===== Data for analysis

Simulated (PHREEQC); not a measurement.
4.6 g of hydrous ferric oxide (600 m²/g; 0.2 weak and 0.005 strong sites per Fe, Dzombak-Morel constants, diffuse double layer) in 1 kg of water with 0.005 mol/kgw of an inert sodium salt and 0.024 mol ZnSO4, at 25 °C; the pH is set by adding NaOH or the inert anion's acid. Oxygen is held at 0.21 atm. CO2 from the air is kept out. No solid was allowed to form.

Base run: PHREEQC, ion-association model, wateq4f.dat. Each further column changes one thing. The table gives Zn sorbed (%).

==========

## Work request
Using the material above, please reproduce each line exactly.

## Exercise solution
Simulated (PHREEQC); not a measurement.
4.6 g of hydrous ferric oxide (600 m²/g; 0.2 weak and 0.005 strong sites per Fe, Dzombak-Morel constants, diffuse double layer) in 1 kg of water with 0.005 mol/kgw of an inert sodium salt and 0.024 mol ZnSO4, at 25 °C; the pH is set by adding NaOH or the inert anion's acid. Oxygen is held at 0.21 atm. CO2 from the air is kept out. No solid was allowed to form.

Base run: PHREEQC, ion-association model, wateq4f.dat. Each further column changes one thing. The table gives Zn sorbed (%).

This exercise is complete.